# # # # # # #

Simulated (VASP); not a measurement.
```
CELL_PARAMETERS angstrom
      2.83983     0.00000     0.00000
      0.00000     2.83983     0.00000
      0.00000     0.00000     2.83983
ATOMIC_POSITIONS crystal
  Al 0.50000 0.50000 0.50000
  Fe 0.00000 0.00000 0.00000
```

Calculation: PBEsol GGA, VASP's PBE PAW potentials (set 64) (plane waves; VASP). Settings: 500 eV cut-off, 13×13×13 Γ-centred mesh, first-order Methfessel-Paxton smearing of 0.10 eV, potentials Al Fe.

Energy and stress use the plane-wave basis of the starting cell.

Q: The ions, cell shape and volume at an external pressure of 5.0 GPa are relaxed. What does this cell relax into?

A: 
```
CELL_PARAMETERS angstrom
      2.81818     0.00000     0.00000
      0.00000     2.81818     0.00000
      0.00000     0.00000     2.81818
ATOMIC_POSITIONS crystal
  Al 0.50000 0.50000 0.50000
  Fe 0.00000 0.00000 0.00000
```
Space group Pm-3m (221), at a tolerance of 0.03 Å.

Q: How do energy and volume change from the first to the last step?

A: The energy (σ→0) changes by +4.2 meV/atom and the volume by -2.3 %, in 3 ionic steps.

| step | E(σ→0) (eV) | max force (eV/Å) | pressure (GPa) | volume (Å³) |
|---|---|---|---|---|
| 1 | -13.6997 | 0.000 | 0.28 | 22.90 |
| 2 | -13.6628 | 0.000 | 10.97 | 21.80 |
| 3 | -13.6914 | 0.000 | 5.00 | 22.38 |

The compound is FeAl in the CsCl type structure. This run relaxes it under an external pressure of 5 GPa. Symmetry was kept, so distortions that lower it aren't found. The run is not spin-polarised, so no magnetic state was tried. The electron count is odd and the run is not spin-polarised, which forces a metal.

# # # # # # #

▶ Work item: Copy out the data above word for word, starting at its first line and ending with the line that contains "Q: How do energy".

▶ Your response:
Simulated (VASP); not a measurement.
```
CELL_PARAMETERS angstrom
      2.83983     0.00000     0.00000
      0.00000     2.83983     0.00000
      0.00000     0.00000     2.83983
ATOMIC_POSITIONS crystal
  Al 0.50000 0.50000 0.50000
  Fe 0.00000 0.00000 0.00000
```

Calculation: PBEsol GGA, VASP's PBE PAW potentials (set 64) (plane waves; VASP). Settings: 500 eV cut-off, 13×13×13 Γ-centred mesh, first-order Methfessel-Paxton smearing of 0.10 eV, potentials Al Fe.

Energy and stress use the plane-wave basis of the starting cell.

Q: The ions, cell shape and volume at an external pressure of 5.0 GPa are relaxed. What does this cell relax into?

A: 
```
CELL_PARAMETERS angstrom
      2.81818     0.00000     0.00000
      0.00000     2.81818     0.00000
      0.00000     0.00000     2.81818
ATOMIC_POSITIONS crystal
  Al 0.50000 0.50000 0.50000
  Fe 0.00000 0.00000 0.00000
```
Space group Pm-3m (221), at a tolerance of 0.03 Å.

Q: How do energy and volume change from the first to the last step?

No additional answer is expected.